Work item =
Can you restate the lines of the entries below, word for word, from the first one through the line that includes "Base settings: basis.ecutwfc"?

Supplied entries =
· · · ·
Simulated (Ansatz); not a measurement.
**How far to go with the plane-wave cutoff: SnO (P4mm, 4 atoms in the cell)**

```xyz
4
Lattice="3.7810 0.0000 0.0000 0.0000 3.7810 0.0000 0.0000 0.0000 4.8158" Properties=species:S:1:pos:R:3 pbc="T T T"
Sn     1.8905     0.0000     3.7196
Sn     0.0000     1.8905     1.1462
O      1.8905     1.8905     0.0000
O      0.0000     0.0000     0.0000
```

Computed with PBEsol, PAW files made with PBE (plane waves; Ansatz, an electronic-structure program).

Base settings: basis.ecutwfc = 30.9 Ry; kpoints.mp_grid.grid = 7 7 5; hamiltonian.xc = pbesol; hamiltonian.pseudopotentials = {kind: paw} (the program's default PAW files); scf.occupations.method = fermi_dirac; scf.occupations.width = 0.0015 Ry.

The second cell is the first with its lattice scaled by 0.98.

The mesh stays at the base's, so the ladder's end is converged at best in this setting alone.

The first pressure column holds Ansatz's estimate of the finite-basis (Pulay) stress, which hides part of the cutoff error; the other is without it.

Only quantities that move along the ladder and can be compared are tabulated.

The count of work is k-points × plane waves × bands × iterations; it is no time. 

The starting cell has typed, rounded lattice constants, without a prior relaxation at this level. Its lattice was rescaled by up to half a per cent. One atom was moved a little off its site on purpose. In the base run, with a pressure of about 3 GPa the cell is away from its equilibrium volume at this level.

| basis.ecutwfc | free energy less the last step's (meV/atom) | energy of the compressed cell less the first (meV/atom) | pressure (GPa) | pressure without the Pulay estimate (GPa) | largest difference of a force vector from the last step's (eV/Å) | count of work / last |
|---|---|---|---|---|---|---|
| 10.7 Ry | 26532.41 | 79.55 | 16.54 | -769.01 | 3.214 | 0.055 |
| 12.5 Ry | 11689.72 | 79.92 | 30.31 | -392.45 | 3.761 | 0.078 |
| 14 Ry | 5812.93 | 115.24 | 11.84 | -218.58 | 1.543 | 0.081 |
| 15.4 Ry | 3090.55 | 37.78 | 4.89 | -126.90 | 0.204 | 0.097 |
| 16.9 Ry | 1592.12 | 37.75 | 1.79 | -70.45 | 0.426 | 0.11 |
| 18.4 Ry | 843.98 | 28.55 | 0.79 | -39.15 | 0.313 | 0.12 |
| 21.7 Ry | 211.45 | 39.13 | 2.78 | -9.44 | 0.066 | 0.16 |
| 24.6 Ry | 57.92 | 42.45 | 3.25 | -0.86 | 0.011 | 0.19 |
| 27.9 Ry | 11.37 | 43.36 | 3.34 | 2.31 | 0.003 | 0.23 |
· · · ·

Response area =
Simulated (Ansatz); not a measurement.
**How far to go with the plane-wave cutoff: SnO (P4mm, 4 atoms in the cell)**

```xyz
4
Lattice="3.7810 0.0000 0.0000 0.0000 3.7810 0.0000 0.0000 0.0000 4.8158" Properties=species:S:1:pos:R:3 pbc="T T T"
Sn     1.8905     0.0000     3.7196
Sn     0.0000     1.8905     1.1462
O      1.8905     1.8905     0.0000
O      0.0000     0.0000     0.0000
```

Computed with PBEsol, PAW files made with PBE (plane waves; Ansatz, an electronic-structure program).

Base settings: basis.ecutwfc = 30.9 Ry; kpoints.mp_grid.grid = 7 7 5; hamiltonian.xc = pbesol; hamiltonian.pseudopotentials = {kind: paw} (the program's default PAW files); scf.occupations.method = fermi_dirac; scf.occupations.width = 0.0015 Ry.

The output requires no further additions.